Reproduce precisely the lines between the start of the data below and the line with "Al(Me)(H) (CH₄Al), SMILES", both included.

Given entries Block Start

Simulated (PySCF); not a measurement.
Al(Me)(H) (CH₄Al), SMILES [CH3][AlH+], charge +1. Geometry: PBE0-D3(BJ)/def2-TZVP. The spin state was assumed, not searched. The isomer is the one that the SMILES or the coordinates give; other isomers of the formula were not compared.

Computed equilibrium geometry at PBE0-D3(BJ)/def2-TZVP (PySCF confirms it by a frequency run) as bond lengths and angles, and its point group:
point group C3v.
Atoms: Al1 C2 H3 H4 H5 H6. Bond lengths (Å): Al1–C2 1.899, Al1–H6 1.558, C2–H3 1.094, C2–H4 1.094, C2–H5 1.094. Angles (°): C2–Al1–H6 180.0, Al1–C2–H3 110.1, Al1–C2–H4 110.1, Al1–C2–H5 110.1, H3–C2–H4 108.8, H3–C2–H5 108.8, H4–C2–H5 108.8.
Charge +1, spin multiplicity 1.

Given entries Block End

### [Your response]
Simulated (PySCF); not a measurement.
Al(Me)(H) (CH₄Al), SMILES [CH3][AlH+], charge +1. Geometry: PBE0-D3(BJ)/def2-TZVP. The spin state was assumed, not searched. The isomer is the one that the SMILES or the coordinates give; other isomers of the formula were not compared.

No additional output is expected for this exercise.